- _BRIEF_: Write the listing out again in full. Every character must match.

==== GIVEN ENTRIES
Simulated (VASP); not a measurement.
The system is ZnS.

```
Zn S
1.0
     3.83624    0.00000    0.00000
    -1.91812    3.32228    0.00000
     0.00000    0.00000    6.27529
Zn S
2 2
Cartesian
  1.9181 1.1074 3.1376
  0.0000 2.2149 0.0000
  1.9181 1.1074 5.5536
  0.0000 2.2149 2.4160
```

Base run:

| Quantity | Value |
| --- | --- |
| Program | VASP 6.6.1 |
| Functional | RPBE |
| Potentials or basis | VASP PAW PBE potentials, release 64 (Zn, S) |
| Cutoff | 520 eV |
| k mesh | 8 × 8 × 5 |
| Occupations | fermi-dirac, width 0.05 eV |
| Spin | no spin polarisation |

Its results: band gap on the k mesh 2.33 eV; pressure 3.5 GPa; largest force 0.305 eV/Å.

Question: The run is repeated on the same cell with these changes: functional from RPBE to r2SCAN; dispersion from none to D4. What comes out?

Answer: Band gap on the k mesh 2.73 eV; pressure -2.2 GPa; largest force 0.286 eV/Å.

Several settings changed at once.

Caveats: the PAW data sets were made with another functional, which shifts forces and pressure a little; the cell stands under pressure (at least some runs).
========

- _TASK RESPONSE_:
Simulated (VASP); not a measurement.
The system is ZnS.

```
Zn S
1.0
     3.83624    0.00000    0.00000
    -1.91812    3.32228    0.00000
     0.00000    0.00000    6.27529
Zn S
2 2
Cartesian
  1.9181 1.1074 3.1376
  0.0000 2.2149 0.0000
  1.9181 1.1074 5.5536
  0.0000 2.2149 2.4160
```

Base run:

| Quantity | Value |
| --- | --- |
| Program | VASP 6.6.1 |
| Functional | RPBE |
| Potentials or basis | VASP PAW PBE potentials, release 64 (Zn, S) |
| Cutoff | 520 eV |
| k mesh | 8 × 8 × 5 |
| Occupations | fermi-dirac, width 0.05 eV |
| Spin | no spin polarisation |

Its results: band gap on the k mesh 2.33 eV; pressure 3.5 GPa; largest force 0.305 eV/Å.

Question: The run is repeated on the same cell with these changes: functional from RPBE to r2SCAN; dispersion from none to D4. What comes out?

Answer: Band gap on the k mesh 2.73 eV; pressure -2.2 GPa; largest force 0.286 eV/Å.

Several settings changed at once.

Caveats: the PAW data sets were made with another functional, which shifts forces and pressure a little; the cell stands under pressure (at least some runs).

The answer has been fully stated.